▶ **Assignment**
Transcribe the records below exactly as written, from the opening line through the line that contains "0.0600 | 0.160 |".

=== Section Start ===
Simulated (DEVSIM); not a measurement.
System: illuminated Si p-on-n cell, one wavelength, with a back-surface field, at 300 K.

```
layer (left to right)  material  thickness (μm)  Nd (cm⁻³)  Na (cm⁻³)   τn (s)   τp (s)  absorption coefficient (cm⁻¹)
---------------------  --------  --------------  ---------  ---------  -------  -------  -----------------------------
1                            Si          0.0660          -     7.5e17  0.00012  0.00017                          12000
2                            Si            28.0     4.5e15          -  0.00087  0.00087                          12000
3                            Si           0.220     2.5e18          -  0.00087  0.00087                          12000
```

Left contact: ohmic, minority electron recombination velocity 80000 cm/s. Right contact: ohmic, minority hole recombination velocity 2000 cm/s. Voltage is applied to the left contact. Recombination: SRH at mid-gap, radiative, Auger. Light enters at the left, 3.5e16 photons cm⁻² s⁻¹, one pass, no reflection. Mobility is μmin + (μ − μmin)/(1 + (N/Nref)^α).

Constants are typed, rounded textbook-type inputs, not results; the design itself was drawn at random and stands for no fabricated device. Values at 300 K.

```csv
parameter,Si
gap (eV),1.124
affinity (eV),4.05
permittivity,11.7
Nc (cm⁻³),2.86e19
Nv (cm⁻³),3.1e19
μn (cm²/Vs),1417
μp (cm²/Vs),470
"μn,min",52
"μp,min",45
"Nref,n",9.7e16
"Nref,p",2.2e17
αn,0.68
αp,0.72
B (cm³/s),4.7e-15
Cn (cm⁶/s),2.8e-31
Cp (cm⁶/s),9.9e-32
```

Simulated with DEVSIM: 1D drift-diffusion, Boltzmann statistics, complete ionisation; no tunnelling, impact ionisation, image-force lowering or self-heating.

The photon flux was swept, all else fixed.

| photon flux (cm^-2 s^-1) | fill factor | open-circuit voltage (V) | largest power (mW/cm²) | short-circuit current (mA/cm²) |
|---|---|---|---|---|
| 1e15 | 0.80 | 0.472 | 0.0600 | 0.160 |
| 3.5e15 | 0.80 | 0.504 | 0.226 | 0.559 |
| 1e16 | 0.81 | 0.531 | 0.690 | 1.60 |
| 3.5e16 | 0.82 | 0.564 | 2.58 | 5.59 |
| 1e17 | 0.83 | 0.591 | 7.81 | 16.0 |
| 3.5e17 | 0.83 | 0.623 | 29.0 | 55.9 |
=== Section End ===

▶ **Your solution**
Simulated (DEVSIM); not a measurement.
System: illuminated Si p-on-n cell, one wavelength, with a back-surface field, at 300 K.

```
layer (left to right)  material  thickness (μm)  Nd (cm⁻³)  Na (cm⁻³)   τn (s)   τp (s)  absorption coefficient (cm⁻¹)
---------------------  --------  --------------  ---------  ---------  -------  -------  -----------------------------
1                            Si          0.0660          -     7.5e17  0.00012  0.00017                          12000
2                            Si            28.0     4.5e15          -  0.00087  0.00087                          12000
3                            Si           0.220     2.5e18          -  0.00087  0.00087                          12000
```

Left contact: ohmic, minority electron recombination velocity 80000 cm/s. Right contact: ohmic, minority hole recombination velocity 2000 cm/s. Voltage is applied to the left contact. Recombination: SRH at mid-gap, radiative, Auger. Light enters at the left, 3.5e16 photons cm⁻² s⁻¹, one pass, no reflection. Mobility is μmin + (μ − μmin)/(1 + (N/Nref)^α).

Constants are typed, rounded textbook-type inputs, not results; the design itself was drawn at random and stands for no fabricated device. Values at 300 K.

```csv
parameter,Si
gap (eV),1.124
affinity (eV),4.05
permittivity,11.7
Nc (cm⁻³),2.86e19
Nv (cm⁻³),3.1e19
μn (cm²/Vs),1417
μp (cm²/Vs),470
"μn,min",52
"μp,min",45
"Nref,n",9.7e16
"Nref,p",2.2e17
αn,0.68
αp,0.72
B (cm³/s),4.7e-15
Cn (cm⁶/s),2.8e-31
Cp (cm⁶/s),9.9e-32
```

Simulated with DEVSIM: 1D drift-diffusion, Boltzmann statistics, complete ionisation; no tunnelling, impact ionisation, image-force lowering or self-heating.

The photon flux was swept, all else fixed.

| photon flux (cm^-2 s^-1) | fill factor | open-circuit voltage (V) | largest power (mW/cm²) | short-circuit current (mA/cm²) |
|---|---|---|---|---|
| 1e15 | 0.80 | 0.472 | 0.0600 | 0.160 |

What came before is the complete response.